WORK ORDER: After reading the data, copy it out in full and exactly.

(Beginning of DATA RECORDS)

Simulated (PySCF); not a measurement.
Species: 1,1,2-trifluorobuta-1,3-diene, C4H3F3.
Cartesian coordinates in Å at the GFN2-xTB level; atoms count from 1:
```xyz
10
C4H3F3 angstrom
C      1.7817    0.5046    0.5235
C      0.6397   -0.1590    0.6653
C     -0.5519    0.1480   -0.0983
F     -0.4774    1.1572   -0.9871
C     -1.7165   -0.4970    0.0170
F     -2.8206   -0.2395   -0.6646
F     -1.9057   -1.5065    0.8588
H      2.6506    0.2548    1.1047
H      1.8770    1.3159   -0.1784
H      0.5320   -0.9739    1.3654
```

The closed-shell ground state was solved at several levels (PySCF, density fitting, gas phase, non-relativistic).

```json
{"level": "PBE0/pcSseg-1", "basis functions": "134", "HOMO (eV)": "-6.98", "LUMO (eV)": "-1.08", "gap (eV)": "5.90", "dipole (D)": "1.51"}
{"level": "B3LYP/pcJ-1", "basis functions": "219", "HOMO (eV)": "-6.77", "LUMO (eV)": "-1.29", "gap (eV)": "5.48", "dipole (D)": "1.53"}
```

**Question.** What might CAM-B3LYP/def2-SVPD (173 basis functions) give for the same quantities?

(End of DATA RECORDS)

ANSWER SECTION:
Simulated (PySCF); not a measurement.
Species: 1,1,2-trifluorobuta-1,3-diene, C4H3F3.
Cartesian coordinates in Å at the GFN2-xTB level; atoms count from 1:
```xyz
10
C4H3F3 angstrom
C      1.7817    0.5046    0.5235
C      0.6397   -0.1590    0.6653
C     -0.5519    0.1480   -0.0983
F     -0.4774    1.1572   -0.9871
C     -1.7165   -0.4970    0.0170
F     -2.8206   -0.2395   -0.6646
F     -1.9057   -1.5065    0.8588
H      2.6506    0.2548    1.1047
H      1.8770    1.3159   -0.1784
H      0.5320   -0.9739    1.3654
```

The closed-shell ground state was solved at several levels (PySCF, density fitting, gas phase, non-relativistic).

```json
{"level": "PBE0/pcSseg-1", "basis functions": "134", "HOMO (eV)": "-6.98", "LUMO (eV)": "-1.08", "gap (eV)": "5.90", "dipole (D)": "1.51"}
{"level": "B3LYP/pcJ-1", "basis functions": "219", "HOMO (eV)": "-6.77", "LUMO (eV)": "-1.29", "gap (eV)": "5.48", "dipole (D)": "1.53"}
```

**Question.** What might CAM-B3LYP/def2-SVPD (173 basis functions) give for the same quantities?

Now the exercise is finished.